→ **REQUIREMENT**
Write out the data exactly from its first line onward, ending with the line in which "1.92 | 1.10 |" appears.

→ **GIVEN RECORDS**
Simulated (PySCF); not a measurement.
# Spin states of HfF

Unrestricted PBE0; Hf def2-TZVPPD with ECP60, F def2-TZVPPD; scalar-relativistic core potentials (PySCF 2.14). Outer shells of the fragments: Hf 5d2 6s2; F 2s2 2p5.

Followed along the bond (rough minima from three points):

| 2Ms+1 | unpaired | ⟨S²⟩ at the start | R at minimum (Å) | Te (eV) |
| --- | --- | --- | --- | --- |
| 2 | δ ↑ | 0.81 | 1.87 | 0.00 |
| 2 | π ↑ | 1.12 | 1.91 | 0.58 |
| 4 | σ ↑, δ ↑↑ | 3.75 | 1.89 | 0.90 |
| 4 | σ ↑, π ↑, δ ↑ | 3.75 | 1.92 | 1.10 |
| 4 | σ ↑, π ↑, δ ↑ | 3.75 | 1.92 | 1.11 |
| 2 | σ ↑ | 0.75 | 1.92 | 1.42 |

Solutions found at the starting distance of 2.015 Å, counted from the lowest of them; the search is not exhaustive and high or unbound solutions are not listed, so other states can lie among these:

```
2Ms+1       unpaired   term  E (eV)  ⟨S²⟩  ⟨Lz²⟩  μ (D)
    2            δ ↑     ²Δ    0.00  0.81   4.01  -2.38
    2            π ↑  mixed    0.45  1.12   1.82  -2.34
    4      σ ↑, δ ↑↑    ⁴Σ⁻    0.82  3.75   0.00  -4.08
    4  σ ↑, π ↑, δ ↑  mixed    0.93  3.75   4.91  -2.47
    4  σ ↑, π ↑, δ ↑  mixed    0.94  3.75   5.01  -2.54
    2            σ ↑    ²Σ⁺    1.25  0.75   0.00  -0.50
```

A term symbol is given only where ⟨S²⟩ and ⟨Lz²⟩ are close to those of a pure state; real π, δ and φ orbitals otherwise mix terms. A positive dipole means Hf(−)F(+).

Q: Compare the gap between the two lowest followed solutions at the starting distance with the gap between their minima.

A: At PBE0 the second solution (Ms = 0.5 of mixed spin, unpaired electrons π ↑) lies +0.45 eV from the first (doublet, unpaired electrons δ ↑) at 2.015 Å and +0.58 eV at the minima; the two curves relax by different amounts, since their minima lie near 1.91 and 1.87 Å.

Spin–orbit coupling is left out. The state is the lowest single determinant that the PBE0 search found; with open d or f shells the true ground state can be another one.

→ **ANSWER SPACE**
Simulated (PySCF); not a measurement.
# Spin states of HfF

Unrestricted PBE0; Hf def2-TZVPPD with ECP60, F def2-TZVPPD; scalar-relativistic core potentials (PySCF 2.14). Outer shells of the fragments: Hf 5d2 6s2; F 2s2 2p5.

Followed along the bond (rough minima from three points):

| 2Ms+1 | unpaired | ⟨S²⟩ at the start | R at minimum (Å) | Te (eV) |
| --- | --- | --- | --- | --- |
| 2 | δ ↑ | 0.81 | 1.87 | 0.00 |
| 2 | π ↑ | 1.12 | 1.91 | 0.58 |
| 4 | σ ↑, δ ↑↑ | 3.75 | 1.89 | 0.90 |
| 4 | σ ↑, π ↑, δ ↑ | 3.75 | 1.92 | 1.10 |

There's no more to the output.